------------------------------------

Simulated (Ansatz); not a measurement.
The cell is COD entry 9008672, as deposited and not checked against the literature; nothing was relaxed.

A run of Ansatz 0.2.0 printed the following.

------------------------------------

Brief
Would it be possible to set down the full listing again, character for character?

Answer section
Simulated (Ansatz); not a measurement.
The cell is COD entry 9008672, as deposited and not checked against the literature; nothing was relaxed.

A run of Ansatz 0.2.0 printed the following.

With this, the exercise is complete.